_WORK INSTRUCTION:_
In full and without alteration, print the entries that follow.

EXTRACTED RECORDS Start Marker

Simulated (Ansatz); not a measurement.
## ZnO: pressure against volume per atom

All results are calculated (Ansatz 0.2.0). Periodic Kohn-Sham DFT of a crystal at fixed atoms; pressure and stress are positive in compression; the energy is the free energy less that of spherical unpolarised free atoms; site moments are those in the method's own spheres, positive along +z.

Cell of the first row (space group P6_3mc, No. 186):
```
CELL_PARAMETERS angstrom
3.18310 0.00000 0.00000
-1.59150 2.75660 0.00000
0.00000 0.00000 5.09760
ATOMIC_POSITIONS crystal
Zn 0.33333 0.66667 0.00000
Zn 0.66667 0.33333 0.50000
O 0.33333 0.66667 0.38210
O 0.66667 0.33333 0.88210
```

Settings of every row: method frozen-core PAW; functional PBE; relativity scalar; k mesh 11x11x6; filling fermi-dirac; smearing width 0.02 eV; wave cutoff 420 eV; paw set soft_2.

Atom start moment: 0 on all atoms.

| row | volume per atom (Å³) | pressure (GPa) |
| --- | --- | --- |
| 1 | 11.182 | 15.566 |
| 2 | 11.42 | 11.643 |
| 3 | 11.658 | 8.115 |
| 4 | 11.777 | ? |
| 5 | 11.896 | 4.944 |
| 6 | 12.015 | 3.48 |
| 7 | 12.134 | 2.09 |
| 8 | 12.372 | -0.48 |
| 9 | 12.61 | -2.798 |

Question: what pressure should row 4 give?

EXTRACTED RECORDS End Marker

_WRITTEN RESPONSE:_
Simulated (Ansatz); not a measurement.
## ZnO: pressure against volume per atom

All results are calculated (Ansatz 0.2.0). Periodic Kohn-Sham DFT of a crystal at fixed atoms; pressure and stress are positive in compression; the energy is the free energy less that of spherical unpolarised free atoms; site moments are those in the method's own spheres, positive along +z.

Cell of the first row (space group P6_3mc, No. 186):
```
CELL_PARAMETERS angstrom
3.18310 0.00000 0.00000
-1.59150 2.75660 0.00000
0.00000 0.00000 5.09760
ATOMIC_POSITIONS crystal
Zn 0.33333 0.66667 0.00000
Zn 0.66667 0.33333 0.50000
O 0.33333 0.66667 0.38210
O 0.66667 0.33333 0.88210
```

Settings of every row: method frozen-core PAW; functional PBE; relativity scalar; k mesh 11x11x6; filling fermi-dirac; smearing width 0.02 eV; wave cutoff 420 eV; paw set soft_2.

Atom start moment: 0 on all atoms.

| row | volume per atom (Å³) | pressure (GPa) |
| --- | --- | --- |
| 1 | 11.182 | 15.566 |
| 2 | 11.42 | 11.643 |
| 3 | 11.658 | 8.115 |
| 4 | 11.777 | ? |
| 5 | 11.896 | 4.944 |
| 6 | 12.015 | 3.48 |
| 7 | 12.134 | 2.09 |
| 8 | 12.372 | -0.48 |
| 9 | 12.61 | -2.798 |

Question: what pressure should row 4 give?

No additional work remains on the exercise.